### [TASK ITEM]
All records below are to be set down exactly, each character intact.

=-=-=-=-=

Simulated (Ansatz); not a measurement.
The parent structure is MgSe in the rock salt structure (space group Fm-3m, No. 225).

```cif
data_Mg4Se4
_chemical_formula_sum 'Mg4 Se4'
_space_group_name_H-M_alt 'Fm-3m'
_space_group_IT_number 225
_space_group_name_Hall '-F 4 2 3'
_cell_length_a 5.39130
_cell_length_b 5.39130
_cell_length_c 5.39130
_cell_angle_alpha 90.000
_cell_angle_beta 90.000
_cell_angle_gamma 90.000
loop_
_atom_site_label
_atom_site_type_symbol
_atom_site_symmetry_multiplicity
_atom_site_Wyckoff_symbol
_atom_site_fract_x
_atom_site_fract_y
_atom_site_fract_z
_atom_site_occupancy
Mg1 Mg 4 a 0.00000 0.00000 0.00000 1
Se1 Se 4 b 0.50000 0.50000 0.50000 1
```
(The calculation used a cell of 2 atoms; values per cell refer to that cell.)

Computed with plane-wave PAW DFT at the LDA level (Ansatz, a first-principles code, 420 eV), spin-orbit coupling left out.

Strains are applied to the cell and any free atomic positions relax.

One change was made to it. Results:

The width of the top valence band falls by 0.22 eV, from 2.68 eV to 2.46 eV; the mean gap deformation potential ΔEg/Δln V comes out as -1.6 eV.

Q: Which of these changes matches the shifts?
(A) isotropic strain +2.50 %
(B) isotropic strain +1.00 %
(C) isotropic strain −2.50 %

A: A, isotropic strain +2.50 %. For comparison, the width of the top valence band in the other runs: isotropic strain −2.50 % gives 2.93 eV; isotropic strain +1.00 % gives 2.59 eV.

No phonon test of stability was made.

=-=-=-=-=

### [WRITTEN ANSWER]
Simulated (Ansatz); not a measurement.
The parent structure is MgSe in the rock salt structure (space group Fm-3m, No. 225).

```cif
data_Mg4Se4
_chemical_formula_sum 'Mg4 Se4'
_space_group_name_H-M_alt 'Fm-3m'
_space_group_IT_number 225
_space_group_name_Hall '-F 4 2 3'
_cell_length_a 5.39130
_cell_length_b 5.39130
_cell_length_c 5.39130
_cell_angle_alpha 90.000
_cell_angle_beta 90.000
_cell_angle_gamma 90.000
loop_
_atom_site_label
_atom_site_type_symbol
_atom_site_symmetry_multiplicity
_atom_site_Wyckoff_symbol
_atom_site_fract_x
_atom_site_fract_y
_atom_site_fract_z
_atom_site_occupancy
Mg1 Mg 4 a 0.00000 0.00000 0.00000 1
Se1 Se 4 b 0.50000 0.50000 0.50000 1
```
(The calculation used a cell of 2 atoms; values per cell refer to that cell.)

Computed with plane-wave PAW DFT at the LDA level (Ansatz, a first-principles code, 420 eV), spin-orbit coupling left out.

Strains are applied to the cell and any free atomic positions relax.

One change was made to it. Results:

The width of the top valence band falls by 0.22 eV, from 2.68 eV to 2.46 eV; the mean gap deformation potential ΔEg/Δln V comes out as -1.6 eV.

Q: Which of these changes matches the shifts?
(A) isotropic strain +2.50 %
(B) isotropic strain +1.00 %
(C) isotropic strain −2.50 %

A: A, isotropic strain +2.50 %. For comparison, the width of the top valence band in the other runs: isotropic strain −2.50 % gives 2.93 eV; isotropic strain +1.00 % gives 2.59 eV.

No phonon test of stability was made.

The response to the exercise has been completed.